- _Required action_
Repeat the listing below word for word, stopping after the line that contains "Question: Estimate the wall time of this run.".

====== Data ======

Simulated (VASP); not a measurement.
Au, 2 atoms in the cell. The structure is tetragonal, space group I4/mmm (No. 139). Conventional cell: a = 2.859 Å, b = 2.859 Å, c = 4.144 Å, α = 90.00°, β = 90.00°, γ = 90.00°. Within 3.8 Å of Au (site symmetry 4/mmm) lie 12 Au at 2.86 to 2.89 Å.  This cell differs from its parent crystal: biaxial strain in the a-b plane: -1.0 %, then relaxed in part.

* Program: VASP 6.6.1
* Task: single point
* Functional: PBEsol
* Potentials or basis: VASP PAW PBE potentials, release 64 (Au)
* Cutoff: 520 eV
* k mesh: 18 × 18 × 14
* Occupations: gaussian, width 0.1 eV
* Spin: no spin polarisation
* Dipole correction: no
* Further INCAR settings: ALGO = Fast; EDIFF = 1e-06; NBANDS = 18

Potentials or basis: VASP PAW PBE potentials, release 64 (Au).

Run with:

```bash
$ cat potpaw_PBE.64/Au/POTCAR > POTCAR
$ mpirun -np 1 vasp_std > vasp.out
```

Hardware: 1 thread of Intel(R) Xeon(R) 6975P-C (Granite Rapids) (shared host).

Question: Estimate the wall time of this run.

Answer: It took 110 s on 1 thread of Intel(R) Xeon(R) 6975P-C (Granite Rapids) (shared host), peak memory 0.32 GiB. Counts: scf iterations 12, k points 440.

======

- _Response box_
Simulated (VASP); not a measurement.
Au, 2 atoms in the cell. The structure is tetragonal, space group I4/mmm (No. 139). Conventional cell: a = 2.859 Å, b = 2.859 Å, c = 4.144 Å, α = 90.00°, β = 90.00°, γ = 90.00°. Within 3.8 Å of Au (site symmetry 4/mmm) lie 12 Au at 2.86 to 2.89 Å.  This cell differs from its parent crystal: biaxial strain in the a-b plane: -1.0 %, then relaxed in part.

* Program: VASP 6.6.1
* Task: single point
* Functional: PBEsol
* Potentials or basis: VASP PAW PBE potentials, release 64 (Au)
* Cutoff: 520 eV
* k mesh: 18 × 18 × 14
* Occupations: gaussian, width 0.1 eV
* Spin: no spin polarisation
* Dipole correction: no
* Further INCAR settings: ALGO = Fast; EDIFF = 1e-06; NBANDS = 18

Potentials or basis: VASP PAW PBE potentials, release 64 (Au).

Run with:

```bash
$ cat potpaw_PBE.64/Au/POTCAR > POTCAR
$ mpirun -np 1 vasp_std > vasp.out
```

Hardware: 1 thread of Intel(R) Xeon(R) 6975P-C (Granite Rapids) (shared host).

Question: Estimate the wall time of this run.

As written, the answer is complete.